%%
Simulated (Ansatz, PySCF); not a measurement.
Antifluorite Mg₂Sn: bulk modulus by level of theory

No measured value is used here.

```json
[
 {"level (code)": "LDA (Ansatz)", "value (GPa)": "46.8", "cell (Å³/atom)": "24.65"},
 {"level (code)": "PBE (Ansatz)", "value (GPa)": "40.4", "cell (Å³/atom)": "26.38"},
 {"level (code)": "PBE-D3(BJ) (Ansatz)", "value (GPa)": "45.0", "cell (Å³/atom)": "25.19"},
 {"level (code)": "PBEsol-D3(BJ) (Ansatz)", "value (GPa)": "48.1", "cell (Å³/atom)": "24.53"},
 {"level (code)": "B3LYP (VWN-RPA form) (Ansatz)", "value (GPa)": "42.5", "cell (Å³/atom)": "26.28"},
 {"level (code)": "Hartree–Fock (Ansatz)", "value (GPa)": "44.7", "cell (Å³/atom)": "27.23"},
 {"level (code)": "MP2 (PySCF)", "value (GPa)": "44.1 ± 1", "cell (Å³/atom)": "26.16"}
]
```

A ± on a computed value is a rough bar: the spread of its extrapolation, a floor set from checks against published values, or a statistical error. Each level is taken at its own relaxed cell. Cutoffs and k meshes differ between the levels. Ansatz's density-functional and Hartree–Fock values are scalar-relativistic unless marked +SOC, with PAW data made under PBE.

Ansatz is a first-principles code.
%%

▶ **Requirement**
Type out each entry above again, exactly.

▶ **Your solution**
Simulated (Ansatz, PySCF); not a measurement.
Antifluorite Mg₂Sn: bulk modulus by level of theory

No measured value is used here.

```json
[
 {"level (code)": "LDA (Ansatz)", "value (GPa)": "46.8", "cell (Å³/atom)": "24.65"},
 {"level (code)": "PBE (Ansatz)", "value (GPa)": "40.4", "cell (Å³/atom)": "26.38"},
 {"level (code)": "PBE-D3(BJ) (Ansatz)", "value (GPa)": "45.0", "cell (Å³/atom)": "25.19"},
 {"level (code)": "PBEsol-D3(BJ) (Ansatz)", "value (GPa)": "48.1", "cell (Å³/atom)": "24.53"},
 {"level (code)": "B3LYP (VWN-RPA form) (Ansatz)", "value (GPa)": "42.5", "cell (Å³/atom)": "26.28"},
 {"level (code)": "Hartree–Fock (Ansatz)", "value (GPa)": "44.7", "cell (Å³/atom)": "27.23"},
 {"level (code)": "MP2 (PySCF)", "value (GPa)": "44.1 ± 1", "cell (Å³/atom)": "26.16"}
]
```

A ± on a computed value is a rough bar: the spread of its extrapolation, a floor set from checks against published values, or a statistical error. Each level is taken at its own relaxed cell. Cutoffs and k meshes differ between the levels. Ansatz's density-functional and Hartree–Fock values are scalar-relativistic unless marked +SOC, with PAW data made under PBE.

Ansatz is a first-principles code.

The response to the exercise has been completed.